■ **Work order**
Transcribe the full listing word for word, leaving nothing out.

■ **Excerpted records**
- - - - -
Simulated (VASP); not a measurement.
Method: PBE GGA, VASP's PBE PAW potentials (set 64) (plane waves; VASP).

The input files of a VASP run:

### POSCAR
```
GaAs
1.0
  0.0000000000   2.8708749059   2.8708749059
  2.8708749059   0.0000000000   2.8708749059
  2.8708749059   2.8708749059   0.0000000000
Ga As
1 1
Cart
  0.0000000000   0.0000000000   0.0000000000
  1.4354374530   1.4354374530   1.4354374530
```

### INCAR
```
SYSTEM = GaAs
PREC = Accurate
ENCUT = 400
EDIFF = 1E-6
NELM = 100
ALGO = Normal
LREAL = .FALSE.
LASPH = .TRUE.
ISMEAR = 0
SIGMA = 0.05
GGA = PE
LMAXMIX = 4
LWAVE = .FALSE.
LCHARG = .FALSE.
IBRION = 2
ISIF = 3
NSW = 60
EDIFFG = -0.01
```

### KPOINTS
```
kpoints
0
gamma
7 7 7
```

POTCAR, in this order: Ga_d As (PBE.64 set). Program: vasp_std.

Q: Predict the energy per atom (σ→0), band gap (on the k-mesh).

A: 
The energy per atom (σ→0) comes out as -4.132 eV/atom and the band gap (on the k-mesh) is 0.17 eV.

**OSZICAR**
- - - - -

■ **Answer box**
Simulated (VASP); not a measurement.
Method: PBE GGA, VASP's PBE PAW potentials (set 64) (plane waves; VASP).

The input files of a VASP run:

### POSCAR
```
GaAs
1.0
  0.0000000000   2.8708749059   2.8708749059
  2.8708749059   0.0000000000   2.8708749059
  2.8708749059   2.8708749059   0.0000000000
Ga As
1 1
Cart
  0.0000000000   0.0000000000   0.0000000000
  1.4354374530   1.4354374530   1.4354374530
```

### INCAR
```
SYSTEM = GaAs
PREC = Accurate
ENCUT = 400
EDIFF = 1E-6
NELM = 100
ALGO = Normal
LREAL = .FALSE.
LASPH = .TRUE.
ISMEAR = 0
SIGMA = 0.05
GGA = PE
LMAXMIX = 4
LWAVE = .FALSE.
LCHARG = .FALSE.
IBRION = 2
ISIF = 3
NSW = 60
EDIFFG = -0.01
```

### KPOINTS
```
kpoints
0
gamma
7 7 7
```

POTCAR, in this order: Ga_d As (PBE.64 set). Program: vasp_std.

Q: Predict the energy per atom (σ→0), band gap (on the k-mesh).

A: 
The energy per atom (σ→0) comes out as -4.132 eV/atom and the band gap (on the k-mesh) is 0.17 eV.

**OSZICAR**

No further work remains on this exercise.